┄┄┄┄┄┄

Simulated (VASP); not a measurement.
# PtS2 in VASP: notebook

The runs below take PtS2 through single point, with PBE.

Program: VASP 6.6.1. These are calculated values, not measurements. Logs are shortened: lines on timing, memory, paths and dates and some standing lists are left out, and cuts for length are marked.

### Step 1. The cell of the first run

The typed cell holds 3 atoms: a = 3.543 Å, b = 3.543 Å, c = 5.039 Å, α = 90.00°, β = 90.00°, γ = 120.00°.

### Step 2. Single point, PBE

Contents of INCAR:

┄┄┄┄┄┄

## Requirement
Restate the records, all of them, precisely as written.

## Task response
Simulated (VASP); not a measurement.
# PtS2 in VASP: notebook

The runs below take PtS2 through single point, with PBE.

Program: VASP 6.6.1. These are calculated values, not measurements. Logs are shortened: lines on timing, memory, paths and dates and some standing lists are left out, and cuts for length are marked.

### Step 1. The cell of the first run

The typed cell holds 3 atoms: a = 3.543 Å, b = 3.543 Å, c = 5.039 Å, α = 90.00°, β = 90.00°, γ = 120.00°.

### Step 2. Single point, PBE

Contents of INCAR:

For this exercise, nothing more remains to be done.